§ **WORK REQUEST**
Copy exactly the lines from the start of the data below through the one that carries "# Single-point calculation", and only those.

§ **SUPPLIED DATA**
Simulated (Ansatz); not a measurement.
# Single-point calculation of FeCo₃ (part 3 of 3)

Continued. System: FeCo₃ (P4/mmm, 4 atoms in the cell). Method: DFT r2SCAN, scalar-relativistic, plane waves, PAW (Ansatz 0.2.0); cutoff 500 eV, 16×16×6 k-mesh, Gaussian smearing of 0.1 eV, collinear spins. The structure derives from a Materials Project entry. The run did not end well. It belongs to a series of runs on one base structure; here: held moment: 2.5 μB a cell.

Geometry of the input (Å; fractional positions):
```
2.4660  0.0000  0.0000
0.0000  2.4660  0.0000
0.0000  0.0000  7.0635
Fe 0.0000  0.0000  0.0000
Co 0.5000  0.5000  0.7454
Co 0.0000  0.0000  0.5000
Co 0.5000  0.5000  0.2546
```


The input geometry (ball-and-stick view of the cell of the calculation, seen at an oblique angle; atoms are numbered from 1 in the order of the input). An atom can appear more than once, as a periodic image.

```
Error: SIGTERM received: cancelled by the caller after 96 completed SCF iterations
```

§ **ANSWER BOX**
Simulated (Ansatz); not a measurement.
# Single-point calculation of FeCo₃ (part 3 of 3)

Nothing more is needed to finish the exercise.